(Action item): Transcribe every record exactly as it appears.

(Provided information):
'''

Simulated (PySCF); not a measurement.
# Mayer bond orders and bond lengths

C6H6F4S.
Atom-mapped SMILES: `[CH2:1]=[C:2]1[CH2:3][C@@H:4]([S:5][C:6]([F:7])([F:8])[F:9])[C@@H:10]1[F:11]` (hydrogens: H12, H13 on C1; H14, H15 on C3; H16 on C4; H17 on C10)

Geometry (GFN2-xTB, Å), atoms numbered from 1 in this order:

'''

(Answer space):
Simulated (PySCF); not a measurement.
# Mayer bond orders and bond lengths

C6H6F4S.
Atom-mapped SMILES: `[CH2:1]=[C:2]1[CH2:3][C@@H:4]([S:5][C:6]([F:7])([F:8])[F:9])[C@@H:10]1[F:11]` (hydrogens: H12, H13 on C1; H14, H15 on C3; H16 on C4; H17 on C10)

Geometry (GFN2-xTB, Å), atoms numbered from 1 in this order:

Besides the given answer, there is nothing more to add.